= WORK ITEM =
Your response needs to be the data below, retyped exactly.

━━━━━━━━━━━━━━━━━━━━━━━━━━━━━━

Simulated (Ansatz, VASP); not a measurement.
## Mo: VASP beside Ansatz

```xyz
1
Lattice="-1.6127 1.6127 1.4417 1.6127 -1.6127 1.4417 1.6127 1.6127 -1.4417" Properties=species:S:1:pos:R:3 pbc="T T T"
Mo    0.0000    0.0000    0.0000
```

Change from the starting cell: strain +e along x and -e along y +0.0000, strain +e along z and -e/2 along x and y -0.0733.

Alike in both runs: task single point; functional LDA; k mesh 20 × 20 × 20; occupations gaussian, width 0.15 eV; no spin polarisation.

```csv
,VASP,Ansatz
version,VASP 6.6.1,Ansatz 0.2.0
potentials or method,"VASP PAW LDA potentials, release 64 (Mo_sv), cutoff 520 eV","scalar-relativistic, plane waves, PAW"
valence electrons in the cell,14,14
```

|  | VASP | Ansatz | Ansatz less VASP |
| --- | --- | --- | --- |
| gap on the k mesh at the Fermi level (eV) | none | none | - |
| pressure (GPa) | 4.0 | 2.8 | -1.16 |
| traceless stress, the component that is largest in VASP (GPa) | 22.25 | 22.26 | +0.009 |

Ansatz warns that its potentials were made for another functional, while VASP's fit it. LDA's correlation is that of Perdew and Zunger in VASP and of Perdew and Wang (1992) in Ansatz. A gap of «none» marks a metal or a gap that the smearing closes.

━━━━━━━━━━━━━━━━━━━━━━━━━━━━━━

= WORKED SOLUTION =
Simulated (Ansatz, VASP); not a measurement.
## Mo: VASP beside Ansatz

```xyz
1
Lattice="-1.6127 1.6127 1.4417 1.6127 -1.6127 1.4417 1.6127 1.6127 -1.4417" Properties=species:S:1:pos:R:3 pbc="T T T"
Mo    0.0000    0.0000    0.0000
```

Change from the starting cell: strain +e along x and -e along y +0.0000, strain +e along z and -e/2 along x and y -0.0733.

Alike in both runs: task single point; functional LDA; k mesh 20 × 20 × 20; occupations gaussian, width 0.15 eV; no spin polarisation.

```csv
,VASP,Ansatz
version,VASP 6.6.1,Ansatz 0.2.0
potentials or method,"VASP PAW LDA potentials, release 64 (Mo_sv), cutoff 520 eV","scalar-relativistic, plane waves, PAW"
valence electrons in the cell,14,14
```

|  | VASP | Ansatz | Ansatz less VASP |
| --- | --- | --- | --- |
| gap on the k mesh at the Fermi level (eV) | none | none | - |
| pressure (GPa) | 4.0 | 2.8 | -1.16 |
| traceless stress, the component that is largest in VASP (GPa) | 22.25 | 22.26 | +0.009 |

Ansatz warns that its potentials were made for another functional, while VASP's fit it. LDA's correlation is that of Perdew and Zunger in VASP and of Perdew and Wang (1992) in Ansatz. A gap of «none» marks a metal or a gap that the smearing closes.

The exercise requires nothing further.